- _SUPPLIED DATA_:
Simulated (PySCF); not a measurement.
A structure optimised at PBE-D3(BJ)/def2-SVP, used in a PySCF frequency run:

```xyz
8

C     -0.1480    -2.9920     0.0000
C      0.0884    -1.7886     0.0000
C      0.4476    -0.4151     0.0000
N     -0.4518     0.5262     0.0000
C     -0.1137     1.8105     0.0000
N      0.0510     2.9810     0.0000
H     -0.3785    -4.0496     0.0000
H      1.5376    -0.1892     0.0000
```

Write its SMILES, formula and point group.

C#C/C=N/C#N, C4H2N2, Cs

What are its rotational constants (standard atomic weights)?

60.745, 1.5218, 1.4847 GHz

- _WORK REQUEST_: Retype exactly, and only, the lines above from the one where "A structure optimised" occurs up to and including the one where "What are its" occurs.

- _RESPONSE AREA_:
A structure optimised at PBE-D3(BJ)/def2-SVP, used in a PySCF frequency run:

```xyz
8

C     -0.1480    -2.9920     0.0000
C      0.0884    -1.7886     0.0000
C      0.4476    -0.4151     0.0000
N     -0.4518     0.5262     0.0000
C     -0.1137     1.8105     0.0000
N      0.0510     2.9810     0.0000
H     -0.3785    -4.0496     0.0000
H      1.5376    -0.1892     0.0000
```

Write its SMILES, formula and point group.

C#C/C=N/C#N, C4H2N2, Cs

What are its rotational constants (standard atomic weights)?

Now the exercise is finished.